- **RECORDED INFORMATION**
++++++++++++++++++++
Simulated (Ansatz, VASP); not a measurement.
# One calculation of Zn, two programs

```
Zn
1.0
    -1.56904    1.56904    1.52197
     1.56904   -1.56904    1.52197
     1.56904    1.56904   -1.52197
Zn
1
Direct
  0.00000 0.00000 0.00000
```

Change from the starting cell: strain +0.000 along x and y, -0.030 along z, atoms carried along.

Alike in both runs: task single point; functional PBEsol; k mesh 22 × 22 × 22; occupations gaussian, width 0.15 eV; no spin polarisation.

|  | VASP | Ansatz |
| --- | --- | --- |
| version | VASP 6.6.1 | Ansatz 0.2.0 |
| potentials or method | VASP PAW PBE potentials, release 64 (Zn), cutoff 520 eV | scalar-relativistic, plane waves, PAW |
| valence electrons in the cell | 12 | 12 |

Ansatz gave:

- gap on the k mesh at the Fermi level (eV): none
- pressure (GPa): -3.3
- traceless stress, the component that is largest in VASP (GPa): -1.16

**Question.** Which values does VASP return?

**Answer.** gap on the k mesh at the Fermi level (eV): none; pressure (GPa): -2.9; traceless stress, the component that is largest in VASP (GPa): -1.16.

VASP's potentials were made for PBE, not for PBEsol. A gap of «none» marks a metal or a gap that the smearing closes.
++++++++++++++++++++

- **ASSIGNED TASK**
Once the line containing "- pressure (GPa): -3.3" has been set down, nothing more is wanted; set down each line of the listing above up to it exactly, starting with the first.

- **ANSWER BOX**
Simulated (Ansatz, VASP); not a measurement.
# One calculation of Zn, two programs

```
Zn
1.0
    -1.56904    1.56904    1.52197
     1.56904   -1.56904    1.52197
     1.56904    1.56904   -1.52197
Zn
1
Direct
  0.00000 0.00000 0.00000
```

Change from the starting cell: strain +0.000 along x and y, -0.030 along z, atoms carried along.

Alike in both runs: task single point; functional PBEsol; k mesh 22 × 22 × 22; occupations gaussian, width 0.15 eV; no spin polarisation.

|  | VASP | Ansatz |
| --- | --- | --- |
| version | VASP 6.6.1 | Ansatz 0.2.0 |
| potentials or method | VASP PAW PBE potentials, release 64 (Zn), cutoff 520 eV | scalar-relativistic, plane waves, PAW |
| valence electrons in the cell | 12 | 12 |

Ansatz gave:

- gap on the k mesh at the Fermi level (eV): none
- pressure (GPa): -3.3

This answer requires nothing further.